═══ PROVIDED RECORDS

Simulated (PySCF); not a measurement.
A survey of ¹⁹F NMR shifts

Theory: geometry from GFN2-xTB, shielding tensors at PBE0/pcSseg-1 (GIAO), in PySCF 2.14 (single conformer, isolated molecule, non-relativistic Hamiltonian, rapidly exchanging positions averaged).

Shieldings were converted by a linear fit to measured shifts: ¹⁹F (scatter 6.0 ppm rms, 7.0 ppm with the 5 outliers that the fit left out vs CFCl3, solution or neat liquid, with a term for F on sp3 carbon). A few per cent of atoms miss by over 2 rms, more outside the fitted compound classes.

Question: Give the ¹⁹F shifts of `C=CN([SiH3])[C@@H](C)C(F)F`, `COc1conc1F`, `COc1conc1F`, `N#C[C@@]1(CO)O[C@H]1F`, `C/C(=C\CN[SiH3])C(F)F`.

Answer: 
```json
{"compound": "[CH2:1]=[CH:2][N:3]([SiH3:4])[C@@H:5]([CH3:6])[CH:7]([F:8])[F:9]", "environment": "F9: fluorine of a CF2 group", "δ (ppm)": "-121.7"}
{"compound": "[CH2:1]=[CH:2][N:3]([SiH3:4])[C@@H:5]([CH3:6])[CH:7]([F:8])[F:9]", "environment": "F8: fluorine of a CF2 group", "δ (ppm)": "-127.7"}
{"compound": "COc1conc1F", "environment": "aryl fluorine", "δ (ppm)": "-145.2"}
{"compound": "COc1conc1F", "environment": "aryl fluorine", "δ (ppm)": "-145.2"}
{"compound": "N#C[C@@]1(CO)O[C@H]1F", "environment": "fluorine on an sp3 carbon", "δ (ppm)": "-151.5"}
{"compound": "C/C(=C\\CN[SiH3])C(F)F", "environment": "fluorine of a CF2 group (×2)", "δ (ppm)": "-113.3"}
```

══════

■ ACTIVITY ■
Type out again, exactly as written, the lines from the beginning of the material through the one containing "Theory: geometry from".

■ PROBLEM SOLUTION ■
Simulated (PySCF); not a measurement.
A survey of ¹⁹F NMR shifts

Theory: geometry from GFN2-xTB, shielding tensors at PBE0/pcSseg-1 (GIAO), in PySCF 2.14 (single conformer, isolated molecule, non-relativistic Hamiltonian, rapidly exchanging positions averaged).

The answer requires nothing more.